**WORK INSTRUCTION:** Please retype every entry, keeping each one exactly as written.

**MATERIAL SUPPLIED:**

= = = = =

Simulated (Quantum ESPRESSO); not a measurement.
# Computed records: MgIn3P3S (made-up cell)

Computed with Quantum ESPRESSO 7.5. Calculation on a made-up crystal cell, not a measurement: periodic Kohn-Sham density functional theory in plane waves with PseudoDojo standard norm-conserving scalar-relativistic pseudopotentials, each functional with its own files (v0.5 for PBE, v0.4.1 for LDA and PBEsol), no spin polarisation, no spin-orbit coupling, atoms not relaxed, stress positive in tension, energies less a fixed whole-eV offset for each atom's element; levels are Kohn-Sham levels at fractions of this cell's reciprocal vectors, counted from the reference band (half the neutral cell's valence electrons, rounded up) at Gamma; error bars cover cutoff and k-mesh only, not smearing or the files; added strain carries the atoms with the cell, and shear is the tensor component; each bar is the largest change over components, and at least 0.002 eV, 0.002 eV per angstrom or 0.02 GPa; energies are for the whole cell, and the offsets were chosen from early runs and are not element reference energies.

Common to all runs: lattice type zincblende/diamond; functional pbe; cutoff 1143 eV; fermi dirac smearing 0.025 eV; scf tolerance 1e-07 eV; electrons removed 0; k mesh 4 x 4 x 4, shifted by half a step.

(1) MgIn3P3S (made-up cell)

= = = = =

**EXERCISE OUTPUT:**
Simulated (Quantum ESPRESSO); not a measurement.
# Computed records: MgIn3P3S (made-up cell)

Computed with Quantum ESPRESSO 7.5. Calculation on a made-up crystal cell, not a measurement: periodic Kohn-Sham density functional theory in plane waves with PseudoDojo standard norm-conserving scalar-relativistic pseudopotentials, each functional with its own files (v0.5 for PBE, v0.4.1 for LDA and PBEsol), no spin polarisation, no spin-orbit coupling, atoms not relaxed, stress positive in tension, energies less a fixed whole-eV offset for each atom's element; levels are Kohn-Sham levels at fractions of this cell's reciprocal vectors, counted from the reference band (half the neutral cell's valence electrons, rounded up) at Gamma; error bars cover cutoff and k-mesh only, not smearing or the files; added strain carries the atoms with the cell, and shear is the tensor component; each bar is the largest change over components, and at least 0.002 eV, 0.002 eV per angstrom or 0.02 GPa; energies are for the whole cell, and the offsets were chosen from early runs and are not element reference energies.

Common to all runs: lattice type zincblende/diamond; functional pbe; cutoff 1143 eV; fermi dirac smearing 0.025 eV; scf tolerance 1e-07 eV; electrons removed 0; k mesh 4 x 4 x 4, shifted by half a step.

(1) MgIn3P3S (made-up cell)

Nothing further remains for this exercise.